__SUPPLIED MATERIAL__
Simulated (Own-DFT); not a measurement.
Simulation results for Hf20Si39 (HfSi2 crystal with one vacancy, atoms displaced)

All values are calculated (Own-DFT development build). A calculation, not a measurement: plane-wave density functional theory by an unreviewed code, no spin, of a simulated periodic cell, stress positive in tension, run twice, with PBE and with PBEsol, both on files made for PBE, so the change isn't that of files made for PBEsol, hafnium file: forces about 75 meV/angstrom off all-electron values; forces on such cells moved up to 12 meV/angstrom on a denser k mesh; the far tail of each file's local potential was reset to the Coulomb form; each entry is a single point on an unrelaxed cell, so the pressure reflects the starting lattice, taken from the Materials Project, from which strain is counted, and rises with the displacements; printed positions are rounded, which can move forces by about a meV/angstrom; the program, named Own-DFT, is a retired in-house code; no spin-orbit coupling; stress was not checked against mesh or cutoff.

__WORK TASK__
I would like you to return every entry exactly, with nothing changed.

__TASK OUTPUT__
Simulated (Own-DFT); not a measurement.
Simulation results for Hf20Si39 (HfSi2 crystal with one vacancy, atoms displaced)

All values are calculated (Own-DFT development build). A calculation, not a measurement: plane-wave density functional theory by an unreviewed code, no spin, of a simulated periodic cell, stress positive in tension, run twice, with PBE and with PBEsol, both on files made for PBE, so the change isn't that of files made for PBEsol, hafnium file: forces about 75 meV/angstrom off all-electron values; forces on such cells moved up to 12 meV/angstrom on a denser k mesh; the far tail of each file's local potential was reset to the Coulomb form; each entry is a single point on an unrelaxed cell, so the pressure reflects the starting lattice, taken from the Materials Project, from which strain is counted, and rises with the displacements; printed positions are rounded, which can move forces by about a meV/angstrom; the program, named Own-DFT, is a retired in-house code; no spin-orbit coupling; stress was not checked against mesh or cutoff.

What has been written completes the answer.